Action item -
Please repeat all of the listing exactly.

__________________________________________________

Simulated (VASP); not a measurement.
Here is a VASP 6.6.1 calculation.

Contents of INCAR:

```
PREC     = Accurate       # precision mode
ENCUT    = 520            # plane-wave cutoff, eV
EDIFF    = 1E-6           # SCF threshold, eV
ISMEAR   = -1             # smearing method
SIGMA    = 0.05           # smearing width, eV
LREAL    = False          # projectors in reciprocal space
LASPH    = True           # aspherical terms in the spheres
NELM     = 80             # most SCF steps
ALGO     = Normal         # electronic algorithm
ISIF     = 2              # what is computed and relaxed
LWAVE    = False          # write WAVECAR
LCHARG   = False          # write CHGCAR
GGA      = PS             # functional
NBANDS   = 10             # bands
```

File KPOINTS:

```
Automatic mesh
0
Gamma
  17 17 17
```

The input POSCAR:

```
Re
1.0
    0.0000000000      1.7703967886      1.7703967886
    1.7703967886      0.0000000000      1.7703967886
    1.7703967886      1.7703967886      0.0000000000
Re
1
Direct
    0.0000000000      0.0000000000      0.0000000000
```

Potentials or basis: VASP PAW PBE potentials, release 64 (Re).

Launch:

__________________________________________________

Expected answer -
Simulated (VASP); not a measurement.
Here is a VASP 6.6.1 calculation.

Contents of INCAR:

```
PREC     = Accurate       # precision mode
ENCUT    = 520            # plane-wave cutoff, eV
EDIFF    = 1E-6           # SCF threshold, eV
ISMEAR   = -1             # smearing method
SIGMA    = 0.05           # smearing width, eV
LREAL    = False          # projectors in reciprocal space
LASPH    = True           # aspherical terms in the spheres
NELM     = 80             # most SCF steps
ALGO     = Normal         # electronic algorithm
ISIF     = 2              # what is computed and relaxed
LWAVE    = False          # write WAVECAR
LCHARG   = False          # write CHGCAR
GGA      = PS             # functional
NBANDS   = 10             # bands
```

File KPOINTS:

```
Automatic mesh
0
Gamma
  17 17 17
```

The input POSCAR:

```
Re
1.0
    0.0000000000      1.7703967886      1.7703967886
    1.7703967886      0.0000000000      1.7703967886
    1.7703967886      1.7703967886      0.0000000000
Re
1
Direct
    0.0000000000      0.0000000000      0.0000000000
```

Potentials or basis: VASP PAW PBE potentials, release 64 (Re).

Launch:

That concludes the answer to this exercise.